(Input data)

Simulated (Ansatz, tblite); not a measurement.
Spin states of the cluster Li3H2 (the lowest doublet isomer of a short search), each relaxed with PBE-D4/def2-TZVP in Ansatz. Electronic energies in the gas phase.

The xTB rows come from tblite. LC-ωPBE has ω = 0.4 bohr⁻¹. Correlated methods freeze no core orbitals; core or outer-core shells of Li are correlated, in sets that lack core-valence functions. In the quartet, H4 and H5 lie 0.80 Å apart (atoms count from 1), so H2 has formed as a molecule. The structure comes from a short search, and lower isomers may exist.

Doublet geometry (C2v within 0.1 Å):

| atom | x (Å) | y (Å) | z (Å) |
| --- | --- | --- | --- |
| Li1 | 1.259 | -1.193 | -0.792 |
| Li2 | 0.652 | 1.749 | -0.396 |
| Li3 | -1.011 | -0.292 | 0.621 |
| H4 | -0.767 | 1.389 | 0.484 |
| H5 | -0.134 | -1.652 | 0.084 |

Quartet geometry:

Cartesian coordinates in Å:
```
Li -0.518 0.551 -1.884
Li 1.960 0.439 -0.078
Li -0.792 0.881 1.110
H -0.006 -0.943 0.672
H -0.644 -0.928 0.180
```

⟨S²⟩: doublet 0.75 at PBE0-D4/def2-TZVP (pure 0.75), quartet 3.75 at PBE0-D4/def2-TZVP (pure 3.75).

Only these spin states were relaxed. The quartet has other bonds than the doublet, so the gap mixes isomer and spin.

(End Input data)

◆ Work order ◆
The response should be an exact copy of all the records above.

◆ Task output ◆
Simulated (Ansatz, tblite); not a measurement.
Spin states of the cluster Li3H2 (the lowest doublet isomer of a short search), each relaxed with PBE-D4/def2-TZVP in Ansatz. Electronic energies in the gas phase.

The xTB rows come from tblite. LC-ωPBE has ω = 0.4 bohr⁻¹. Correlated methods freeze no core orbitals; core or outer-core shells of Li are correlated, in sets that lack core-valence functions. In the quartet, H4 and H5 lie 0.80 Å apart (atoms count from 1), so H2 has formed as a molecule. The structure comes from a short search, and lower isomers may exist.

Doublet geometry (C2v within 0.1 Å):

| atom | x (Å) | y (Å) | z (Å) |
| --- | --- | --- | --- |
| Li1 | 1.259 | -1.193 | -0.792 |
| Li2 | 0.652 | 1.749 | -0.396 |
| Li3 | -1.011 | -0.292 | 0.621 |
| H4 | -0.767 | 1.389 | 0.484 |
| H5 | -0.134 | -1.652 | 0.084 |

Quartet geometry:

Cartesian coordinates in Å:
```
Li -0.518 0.551 -1.884
Li 1.960 0.439 -0.078
Li -0.792 0.881 1.110
H -0.006 -0.943 0.672
H -0.644 -0.928 0.180
```

⟨S²⟩: doublet 0.75 at PBE0-D4/def2-TZVP (pure 0.75), quartet 3.75 at PBE0-D4/def2-TZVP (pure 3.75).

Only these spin states were relaxed. The quartet has other bonds than the doublet, so the gap mixes isomer and spin.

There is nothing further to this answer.